▶ Required action: Every line of the data must be retyped exactly as it stands.

┌──

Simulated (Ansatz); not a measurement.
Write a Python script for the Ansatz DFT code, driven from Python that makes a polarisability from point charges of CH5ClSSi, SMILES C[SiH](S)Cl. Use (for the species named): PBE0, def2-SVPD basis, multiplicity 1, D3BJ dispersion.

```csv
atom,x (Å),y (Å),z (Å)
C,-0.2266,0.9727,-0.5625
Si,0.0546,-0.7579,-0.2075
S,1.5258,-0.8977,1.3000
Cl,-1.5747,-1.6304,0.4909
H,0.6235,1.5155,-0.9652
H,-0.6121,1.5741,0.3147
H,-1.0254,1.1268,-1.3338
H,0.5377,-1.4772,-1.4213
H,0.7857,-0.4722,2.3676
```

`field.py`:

└──

▶ Response box:
Simulated (Ansatz); not a measurement.
Write a Python script for the Ansatz DFT code, driven from Python that makes a polarisability from point charges of CH5ClSSi, SMILES C[SiH](S)Cl. Use (for the species named): PBE0, def2-SVPD basis, multiplicity 1, D3BJ dispersion.

```csv
atom,x (Å),y (Å),z (Å)
C,-0.2266,0.9727,-0.5625
Si,0.0546,-0.7579,-0.2075
S,1.5258,-0.8977,1.3000
Cl,-1.5747,-1.6304,0.4909
H,0.6235,1.5155,-0.9652
H,-0.6121,1.5741,0.3147
H,-1.0254,1.1268,-1.3338
H,0.5377,-1.4772,-1.4213
H,0.7857,-0.4722,2.3676
```

`field.py`:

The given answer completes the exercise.